= Beginning of Section =

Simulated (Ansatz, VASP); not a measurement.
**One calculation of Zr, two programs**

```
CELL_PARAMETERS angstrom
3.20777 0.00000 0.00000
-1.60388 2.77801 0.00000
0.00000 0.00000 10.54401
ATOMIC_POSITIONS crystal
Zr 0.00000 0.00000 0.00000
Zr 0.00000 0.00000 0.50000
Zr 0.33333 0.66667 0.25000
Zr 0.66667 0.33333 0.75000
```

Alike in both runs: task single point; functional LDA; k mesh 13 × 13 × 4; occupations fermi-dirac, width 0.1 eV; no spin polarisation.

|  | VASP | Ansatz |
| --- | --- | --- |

= End of Section =

Print the entries once more, character for character.

Simulated (Ansatz, VASP); not a measurement.
**One calculation of Zr, two programs**

```
CELL_PARAMETERS angstrom
3.20777 0.00000 0.00000
-1.60388 2.77801 0.00000
0.00000 0.00000 10.54401
ATOMIC_POSITIONS crystal
Zr 0.00000 0.00000 0.00000
Zr 0.00000 0.00000 0.50000
Zr 0.33333 0.66667 0.25000
Zr 0.66667 0.33333 0.75000
```

Alike in both runs: task single point; functional LDA; k mesh 13 × 13 × 4; occupations fermi-dirac, width 0.1 eV; no spin polarisation.

|  | VASP | Ansatz |
| --- | --- | --- |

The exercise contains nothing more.